▸ **DATA EXTRACT**
Segment Open

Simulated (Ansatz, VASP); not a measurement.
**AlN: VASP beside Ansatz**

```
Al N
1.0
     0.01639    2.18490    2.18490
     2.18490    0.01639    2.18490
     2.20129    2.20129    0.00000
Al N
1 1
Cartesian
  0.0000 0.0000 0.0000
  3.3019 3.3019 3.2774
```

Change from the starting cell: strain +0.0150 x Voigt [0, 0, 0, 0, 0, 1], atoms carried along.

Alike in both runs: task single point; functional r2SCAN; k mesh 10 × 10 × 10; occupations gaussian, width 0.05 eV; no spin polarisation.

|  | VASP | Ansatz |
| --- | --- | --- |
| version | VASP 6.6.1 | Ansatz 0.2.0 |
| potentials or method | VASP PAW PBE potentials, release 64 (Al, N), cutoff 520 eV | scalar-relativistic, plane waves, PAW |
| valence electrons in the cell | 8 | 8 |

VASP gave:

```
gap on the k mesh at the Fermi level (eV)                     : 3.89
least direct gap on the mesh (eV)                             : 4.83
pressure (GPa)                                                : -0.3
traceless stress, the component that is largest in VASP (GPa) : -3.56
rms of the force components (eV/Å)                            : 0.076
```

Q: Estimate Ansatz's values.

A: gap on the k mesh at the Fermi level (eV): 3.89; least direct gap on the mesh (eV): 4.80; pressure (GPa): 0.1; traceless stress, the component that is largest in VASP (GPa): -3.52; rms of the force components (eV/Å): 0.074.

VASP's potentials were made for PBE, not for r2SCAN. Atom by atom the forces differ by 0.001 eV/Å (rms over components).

Segment Closed

▸ **ACTIVITY**
Go through the records from the first line and copy each one exactly, ending after the line that contains "Change from the". Give nothing else.

▸ **TASK OUTPUT**
Simulated (Ansatz, VASP); not a measurement.
**AlN: VASP beside Ansatz**

```
Al N
1.0
     0.01639    2.18490    2.18490
     2.18490    0.01639    2.18490
     2.20129    2.20129    0.00000
Al N
1 1
Cartesian
  0.0000 0.0000 0.0000
  3.3019 3.3019 3.2774
```

Change from the starting cell: strain +0.0150 x Voigt [0, 0, 0, 0, 0, 1], atoms carried along.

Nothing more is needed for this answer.